[GIVEN INFORMATION]
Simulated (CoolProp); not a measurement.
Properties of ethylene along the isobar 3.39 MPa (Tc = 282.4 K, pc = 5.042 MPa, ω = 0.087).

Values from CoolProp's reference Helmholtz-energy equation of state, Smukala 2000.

[ASSIGNED TASK] Copy out every entry exactly.

[TASK ANSWER]
Simulated (CoolProp); not a measurement.
Properties of ethylene along the isobar 3.39 MPa (Tc = 282.4 K, pc = 5.042 MPa, ω = 0.087).

Values from CoolProp's reference Helmholtz-energy equation of state, Smukala 2000.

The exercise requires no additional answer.